=== Activity ===
Please retype the records below exactly, from the first line down to and including the line with "C2/m (12) |".

=== Extracted records ===
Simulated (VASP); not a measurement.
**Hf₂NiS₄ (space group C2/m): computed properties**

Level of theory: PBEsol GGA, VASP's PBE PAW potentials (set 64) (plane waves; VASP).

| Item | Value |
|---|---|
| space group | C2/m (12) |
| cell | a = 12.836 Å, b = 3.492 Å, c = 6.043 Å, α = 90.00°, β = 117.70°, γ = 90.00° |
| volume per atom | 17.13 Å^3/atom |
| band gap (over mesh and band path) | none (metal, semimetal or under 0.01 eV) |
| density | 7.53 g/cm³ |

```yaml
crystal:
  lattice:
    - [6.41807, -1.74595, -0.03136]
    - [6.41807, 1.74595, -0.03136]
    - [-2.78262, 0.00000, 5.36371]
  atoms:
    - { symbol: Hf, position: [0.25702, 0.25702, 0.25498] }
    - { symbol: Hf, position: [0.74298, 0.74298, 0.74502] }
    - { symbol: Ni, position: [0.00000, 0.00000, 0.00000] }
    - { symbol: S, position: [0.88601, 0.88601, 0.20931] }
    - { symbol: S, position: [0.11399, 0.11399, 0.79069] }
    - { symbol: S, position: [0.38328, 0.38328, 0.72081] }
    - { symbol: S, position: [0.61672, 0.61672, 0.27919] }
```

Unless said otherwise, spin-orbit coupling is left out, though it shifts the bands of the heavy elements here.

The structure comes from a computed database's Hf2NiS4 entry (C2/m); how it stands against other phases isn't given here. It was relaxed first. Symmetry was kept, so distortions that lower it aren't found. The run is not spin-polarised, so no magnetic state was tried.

=== Task solution ===
Simulated (VASP); not a measurement.
**Hf₂NiS₄ (space group C2/m): computed properties**

Level of theory: PBEsol GGA, VASP's PBE PAW potentials (set 64) (plane waves; VASP).

| Item | Value |
|---|---|
| space group | C2/m (12) |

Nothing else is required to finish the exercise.